Write out, please, the lines from the beginning of the material to the line with "Question: Where does", including both ends and nothing else.

§ Record extracts:

*** Begin section ***

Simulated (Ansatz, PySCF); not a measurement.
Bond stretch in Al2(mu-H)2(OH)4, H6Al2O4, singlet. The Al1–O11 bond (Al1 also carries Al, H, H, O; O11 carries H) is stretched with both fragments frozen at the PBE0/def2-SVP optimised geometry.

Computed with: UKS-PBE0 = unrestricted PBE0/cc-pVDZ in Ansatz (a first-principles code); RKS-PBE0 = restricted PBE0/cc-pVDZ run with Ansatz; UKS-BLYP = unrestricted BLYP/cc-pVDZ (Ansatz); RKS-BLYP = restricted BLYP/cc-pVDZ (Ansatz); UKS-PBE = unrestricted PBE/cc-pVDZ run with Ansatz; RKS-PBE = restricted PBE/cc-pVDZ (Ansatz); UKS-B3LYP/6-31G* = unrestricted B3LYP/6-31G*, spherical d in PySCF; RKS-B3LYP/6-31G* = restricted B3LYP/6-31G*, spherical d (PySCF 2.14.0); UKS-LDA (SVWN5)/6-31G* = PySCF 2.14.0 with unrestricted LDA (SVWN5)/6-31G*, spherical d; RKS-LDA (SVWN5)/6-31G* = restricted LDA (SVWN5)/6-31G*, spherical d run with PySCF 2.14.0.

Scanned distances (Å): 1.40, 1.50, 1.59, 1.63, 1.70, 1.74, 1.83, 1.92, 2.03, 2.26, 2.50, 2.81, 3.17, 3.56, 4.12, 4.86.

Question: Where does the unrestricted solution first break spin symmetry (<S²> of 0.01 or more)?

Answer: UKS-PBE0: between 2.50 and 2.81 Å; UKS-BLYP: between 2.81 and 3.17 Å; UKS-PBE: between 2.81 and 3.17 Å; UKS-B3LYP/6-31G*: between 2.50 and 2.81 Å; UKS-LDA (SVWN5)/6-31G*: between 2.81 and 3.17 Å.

*** End section ***

§ Worked solution:
Simulated (Ansatz, PySCF); not a measurement.
Bond stretch in Al2(mu-H)2(OH)4, H6Al2O4, singlet. The Al1–O11 bond (Al1 also carries Al, H, H, O; O11 carries H) is stretched with both fragments frozen at the PBE0/def2-SVP optimised geometry.

Computed with: UKS-PBE0 = unrestricted PBE0/cc-pVDZ in Ansatz (a first-principles code); RKS-PBE0 = restricted PBE0/cc-pVDZ run with Ansatz; UKS-BLYP = unrestricted BLYP/cc-pVDZ (Ansatz); RKS-BLYP = restricted BLYP/cc-pVDZ (Ansatz); UKS-PBE = unrestricted PBE/cc-pVDZ run with Ansatz; RKS-PBE = restricted PBE/cc-pVDZ (Ansatz); UKS-B3LYP/6-31G* = unrestricted B3LYP/6-31G*, spherical d in PySCF; RKS-B3LYP/6-31G* = restricted B3LYP/6-31G*, spherical d (PySCF 2.14.0); UKS-LDA (SVWN5)/6-31G* = PySCF 2.14.0 with unrestricted LDA (SVWN5)/6-31G*, spherical d; RKS-LDA (SVWN5)/6-31G* = restricted LDA (SVWN5)/6-31G*, spherical d run with PySCF 2.14.0.

Scanned distances (Å): 1.40, 1.50, 1.59, 1.63, 1.70, 1.74, 1.83, 1.92, 2.03, 2.26, 2.50, 2.81, 3.17, 3.56, 4.12, 4.86.

Question: Where does the unrestricted solution first break spin symmetry (<S²> of 0.01 or more)?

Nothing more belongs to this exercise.